Requirement: Reproduce the opening lines of the records exactly, please, stopping after the line that contains "A perfectly stirred".

Data records:
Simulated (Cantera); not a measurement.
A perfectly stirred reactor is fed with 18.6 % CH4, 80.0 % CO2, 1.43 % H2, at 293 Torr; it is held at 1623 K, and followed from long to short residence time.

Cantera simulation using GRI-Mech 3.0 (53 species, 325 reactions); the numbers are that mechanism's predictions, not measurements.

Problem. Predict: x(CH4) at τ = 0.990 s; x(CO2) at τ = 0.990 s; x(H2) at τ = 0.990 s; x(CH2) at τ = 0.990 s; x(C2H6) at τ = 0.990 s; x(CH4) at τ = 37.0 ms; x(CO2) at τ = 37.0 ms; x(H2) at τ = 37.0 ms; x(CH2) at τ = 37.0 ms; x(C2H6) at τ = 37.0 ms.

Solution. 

Exercise result:
Simulated (Cantera); not a measurement.
A perfectly stirred reactor is fed with 18.6 % CH4, 80.0 % CO2, 1.43 % H2, at 293 Torr; it is held at 1623 K, and followed from long to short residence time.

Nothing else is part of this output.